**Work order:** Copy exactly, please, each line of the data below until the line that contains "(1) Give the" has been copied, beginning at the top.

**Data supplied:**
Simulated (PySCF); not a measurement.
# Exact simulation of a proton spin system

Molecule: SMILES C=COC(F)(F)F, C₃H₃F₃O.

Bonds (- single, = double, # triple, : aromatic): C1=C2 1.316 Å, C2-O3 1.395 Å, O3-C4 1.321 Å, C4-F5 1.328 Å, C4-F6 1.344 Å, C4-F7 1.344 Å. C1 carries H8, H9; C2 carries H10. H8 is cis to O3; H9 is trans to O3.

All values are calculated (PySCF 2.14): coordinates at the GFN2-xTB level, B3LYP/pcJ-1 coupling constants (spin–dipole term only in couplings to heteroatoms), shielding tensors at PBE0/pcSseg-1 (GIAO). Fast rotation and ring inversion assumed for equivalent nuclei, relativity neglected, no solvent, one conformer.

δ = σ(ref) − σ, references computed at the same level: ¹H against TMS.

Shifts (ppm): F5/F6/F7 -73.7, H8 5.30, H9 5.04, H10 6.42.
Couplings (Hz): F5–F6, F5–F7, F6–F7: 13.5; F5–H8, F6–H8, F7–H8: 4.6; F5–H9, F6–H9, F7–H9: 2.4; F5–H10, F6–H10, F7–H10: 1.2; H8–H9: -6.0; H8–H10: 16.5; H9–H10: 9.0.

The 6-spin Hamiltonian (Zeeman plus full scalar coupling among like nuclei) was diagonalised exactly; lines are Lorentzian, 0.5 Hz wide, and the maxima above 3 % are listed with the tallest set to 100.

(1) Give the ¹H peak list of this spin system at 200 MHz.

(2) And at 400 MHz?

**Your solution:**
Simulated (PySCF); not a measurement.
# Exact simulation of a proton spin system

Molecule: SMILES C=COC(F)(F)F, C₃H₃F₃O.

Bonds (- single, = double, # triple, : aromatic): C1=C2 1.316 Å, C2-O3 1.395 Å, O3-C4 1.321 Å, C4-F5 1.328 Å, C4-F6 1.344 Å, C4-F7 1.344 Å. C1 carries H8, H9; C2 carries H10. H8 is cis to O3; H9 is trans to O3.

All values are calculated (PySCF 2.14): coordinates at the GFN2-xTB level, B3LYP/pcJ-1 coupling constants (spin–dipole term only in couplings to heteroatoms), shielding tensors at PBE0/pcSseg-1 (GIAO). Fast rotation and ring inversion assumed for equivalent nuclei, relativity neglected, no solvent, one conformer.

δ = σ(ref) − σ, references computed at the same level: ¹H against TMS.

Shifts (ppm): F5/F6/F7 -73.7, H8 5.30, H9 5.04, H10 6.42.
Couplings (Hz): F5–F6, F5–F7, F6–F7: 13.5; F5–H8, F6–H8, F7–H8: 4.6; F5–H9, F6–H9, F7–H9: 2.4; F5–H10, F6–H10, F7–H10: 1.2; H8–H9: -6.0; H8–H10: 16.5; H9–H10: 9.0.

The 6-spin Hamiltonian (Zeeman plus full scalar coupling among like nuclei) was diagonalised exactly; lines are Lorentzian, 0.5 Hz wide, and the maxima above 3 % are listed with the tallest set to 100.

(1) Give the ¹H peak list of this spin system at 200 MHz.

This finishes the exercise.